-- EXERCISE --
The entries below must be repeated exactly. None may be skipped.

-- DATA TO EXAMINE --
• • • • •

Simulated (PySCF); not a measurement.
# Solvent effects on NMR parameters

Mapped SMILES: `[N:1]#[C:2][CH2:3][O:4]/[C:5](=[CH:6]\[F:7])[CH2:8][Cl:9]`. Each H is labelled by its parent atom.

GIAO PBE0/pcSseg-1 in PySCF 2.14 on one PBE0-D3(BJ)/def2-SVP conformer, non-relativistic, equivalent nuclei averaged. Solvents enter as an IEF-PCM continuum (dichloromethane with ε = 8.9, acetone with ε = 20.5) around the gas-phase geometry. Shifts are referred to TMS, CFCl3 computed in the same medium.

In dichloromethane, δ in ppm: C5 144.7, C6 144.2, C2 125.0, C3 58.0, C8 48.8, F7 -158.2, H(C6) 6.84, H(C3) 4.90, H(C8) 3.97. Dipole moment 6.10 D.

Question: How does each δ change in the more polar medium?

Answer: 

• • • • •

-- WRITTEN ANSWER --
Simulated (PySCF); not a measurement.
# Solvent effects on NMR parameters

Mapped SMILES: `[N:1]#[C:2][CH2:3][O:4]/[C:5](=[CH:6]\[F:7])[CH2:8][Cl:9]`. Each H is labelled by its parent atom.

GIAO PBE0/pcSseg-1 in PySCF 2.14 on one PBE0-D3(BJ)/def2-SVP conformer, non-relativistic, equivalent nuclei averaged. Solvents enter as an IEF-PCM continuum (dichloromethane with ε = 8.9, acetone with ε = 20.5) around the gas-phase geometry. Shifts are referred to TMS, CFCl3 computed in the same medium.

In dichloromethane, δ in ppm: C5 144.7, C6 144.2, C2 125.0, C3 58.0, C8 48.8, F7 -158.2, H(C6) 6.84, H(C3) 4.90, H(C8) 3.97. Dipole moment 6.10 D.

Question: How does each δ change in the more polar medium?

Answer: 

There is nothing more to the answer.